Work task -
Transcribe the following entries word for word. End with the line where "Q: Estimate the wall time of this run." appears.

Listed entries -
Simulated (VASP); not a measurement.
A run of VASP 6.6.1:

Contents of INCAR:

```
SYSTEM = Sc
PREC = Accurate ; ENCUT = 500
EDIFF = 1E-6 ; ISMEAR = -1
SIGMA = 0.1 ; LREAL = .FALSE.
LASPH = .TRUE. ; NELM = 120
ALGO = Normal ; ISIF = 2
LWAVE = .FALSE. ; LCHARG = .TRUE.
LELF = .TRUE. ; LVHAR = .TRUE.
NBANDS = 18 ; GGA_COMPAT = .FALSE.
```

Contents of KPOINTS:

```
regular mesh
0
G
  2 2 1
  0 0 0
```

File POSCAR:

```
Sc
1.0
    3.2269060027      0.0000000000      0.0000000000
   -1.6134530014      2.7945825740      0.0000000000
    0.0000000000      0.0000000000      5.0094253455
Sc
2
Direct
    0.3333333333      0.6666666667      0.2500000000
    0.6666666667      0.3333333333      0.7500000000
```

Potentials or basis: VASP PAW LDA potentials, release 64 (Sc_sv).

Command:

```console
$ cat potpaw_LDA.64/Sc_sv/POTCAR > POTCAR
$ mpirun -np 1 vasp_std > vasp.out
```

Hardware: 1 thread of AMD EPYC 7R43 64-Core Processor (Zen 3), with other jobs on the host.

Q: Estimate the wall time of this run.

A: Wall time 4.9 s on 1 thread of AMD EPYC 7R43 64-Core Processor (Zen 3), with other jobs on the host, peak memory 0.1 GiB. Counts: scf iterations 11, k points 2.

Task answer -
Simulated (VASP); not a measurement.
A run of VASP 6.6.1:

Contents of INCAR:

```
SYSTEM = Sc
PREC = Accurate ; ENCUT = 500
EDIFF = 1E-6 ; ISMEAR = -1
SIGMA = 0.1 ; LREAL = .FALSE.
LASPH = .TRUE. ; NELM = 120
ALGO = Normal ; ISIF = 2
LWAVE = .FALSE. ; LCHARG = .TRUE.
LELF = .TRUE. ; LVHAR = .TRUE.
NBANDS = 18 ; GGA_COMPAT = .FALSE.
```

Contents of KPOINTS:

```
regular mesh
0
G
  2 2 1
  0 0 0
```

File POSCAR:

```
Sc
1.0
    3.2269060027      0.0000000000      0.0000000000
   -1.6134530014      2.7945825740      0.0000000000
    0.0000000000      0.0000000000      5.0094253455
Sc
2
Direct
    0.3333333333      0.6666666667      0.2500000000
    0.6666666667      0.3333333333      0.7500000000
```

Potentials or basis: VASP PAW LDA potentials, release 64 (Sc_sv).

Command:

```console
$ cat potpaw_LDA.64/Sc_sv/POTCAR > POTCAR
$ mpirun -np 1 vasp_std > vasp.out
```

Hardware: 1 thread of AMD EPYC 7R43 64-Core Processor (Zen 3), with other jobs on the host.

Q: Estimate the wall time of this run.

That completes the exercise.